### Records provided
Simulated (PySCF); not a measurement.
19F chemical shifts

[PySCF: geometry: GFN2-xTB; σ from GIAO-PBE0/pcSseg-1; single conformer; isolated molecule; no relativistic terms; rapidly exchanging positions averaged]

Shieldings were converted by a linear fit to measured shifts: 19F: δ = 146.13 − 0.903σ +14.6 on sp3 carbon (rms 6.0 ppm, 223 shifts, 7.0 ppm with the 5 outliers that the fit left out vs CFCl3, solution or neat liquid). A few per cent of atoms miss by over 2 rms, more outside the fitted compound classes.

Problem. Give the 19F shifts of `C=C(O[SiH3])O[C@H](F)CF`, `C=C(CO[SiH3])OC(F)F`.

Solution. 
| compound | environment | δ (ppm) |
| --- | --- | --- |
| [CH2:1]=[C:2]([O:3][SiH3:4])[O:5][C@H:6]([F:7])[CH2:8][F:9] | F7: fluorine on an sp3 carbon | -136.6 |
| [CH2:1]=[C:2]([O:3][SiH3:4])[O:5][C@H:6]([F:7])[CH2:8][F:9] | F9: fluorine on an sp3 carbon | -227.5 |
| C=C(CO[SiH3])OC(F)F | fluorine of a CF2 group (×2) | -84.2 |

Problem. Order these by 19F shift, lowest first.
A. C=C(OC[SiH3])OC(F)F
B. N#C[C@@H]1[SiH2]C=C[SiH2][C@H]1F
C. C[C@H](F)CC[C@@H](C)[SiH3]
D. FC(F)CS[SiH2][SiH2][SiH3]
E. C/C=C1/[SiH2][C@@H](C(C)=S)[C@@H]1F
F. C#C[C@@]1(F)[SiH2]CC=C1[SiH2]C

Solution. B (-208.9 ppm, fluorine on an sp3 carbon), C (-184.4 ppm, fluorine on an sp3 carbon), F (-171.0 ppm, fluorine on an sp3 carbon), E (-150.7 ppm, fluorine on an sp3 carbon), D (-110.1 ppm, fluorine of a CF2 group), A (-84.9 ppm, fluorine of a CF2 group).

### Assigned task
Look above for the line containing "Problem. Order these" and the line containing "F. C#C[C@@]1(F)[SiH2]CC=C1[SiH2]C". Transcribe both, with the lines between them, exactly.

### Response box
Problem. Order these by 19F shift, lowest first.
A. C=C(OC[SiH3])OC(F)F
B. N#C[C@@H]1[SiH2]C=C[SiH2][C@H]1F
C. C[C@H](F)CC[C@@H](C)[SiH3]
D. FC(F)CS[SiH2][SiH2][SiH3]
E. C/C=C1/[SiH2][C@@H](C(C)=S)[C@@H]1F
F. C#C[C@@]1(F)[SiH2]CC=C1[SiH2]C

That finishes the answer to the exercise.